### Entries shown

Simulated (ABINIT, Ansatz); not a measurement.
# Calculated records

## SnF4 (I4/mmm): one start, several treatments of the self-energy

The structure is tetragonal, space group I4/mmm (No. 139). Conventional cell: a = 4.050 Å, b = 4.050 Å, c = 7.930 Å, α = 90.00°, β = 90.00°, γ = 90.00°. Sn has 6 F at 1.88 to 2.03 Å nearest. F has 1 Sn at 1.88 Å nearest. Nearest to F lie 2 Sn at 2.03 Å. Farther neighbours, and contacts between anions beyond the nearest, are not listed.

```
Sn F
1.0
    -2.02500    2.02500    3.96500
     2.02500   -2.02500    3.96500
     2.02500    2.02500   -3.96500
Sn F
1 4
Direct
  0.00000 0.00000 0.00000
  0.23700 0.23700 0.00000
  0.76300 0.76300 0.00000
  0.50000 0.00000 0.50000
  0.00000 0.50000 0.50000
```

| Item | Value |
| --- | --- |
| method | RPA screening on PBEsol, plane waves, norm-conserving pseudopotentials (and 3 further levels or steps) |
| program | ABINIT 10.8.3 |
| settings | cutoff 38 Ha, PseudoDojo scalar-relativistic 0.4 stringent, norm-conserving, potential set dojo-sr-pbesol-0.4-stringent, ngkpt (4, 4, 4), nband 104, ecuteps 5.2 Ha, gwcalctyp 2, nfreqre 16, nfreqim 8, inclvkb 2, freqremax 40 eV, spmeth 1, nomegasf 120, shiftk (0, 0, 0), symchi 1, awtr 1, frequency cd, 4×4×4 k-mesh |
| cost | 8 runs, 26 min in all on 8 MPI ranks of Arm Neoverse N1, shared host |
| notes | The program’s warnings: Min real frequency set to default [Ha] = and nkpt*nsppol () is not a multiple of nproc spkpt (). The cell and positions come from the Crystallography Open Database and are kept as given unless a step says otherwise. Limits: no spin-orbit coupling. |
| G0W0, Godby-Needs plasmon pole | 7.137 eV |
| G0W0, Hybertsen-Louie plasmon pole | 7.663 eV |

######

## Task item:
Here the job is to output the lines from the start of the material through the line with "## SnF4 (I4/mmm): one", inclusive, exactly and with nothing else.

## Written response:
Simulated (ABINIT, Ansatz); not a measurement.
# Calculated records

## SnF4 (I4/mmm): one start, several treatments of the self-energy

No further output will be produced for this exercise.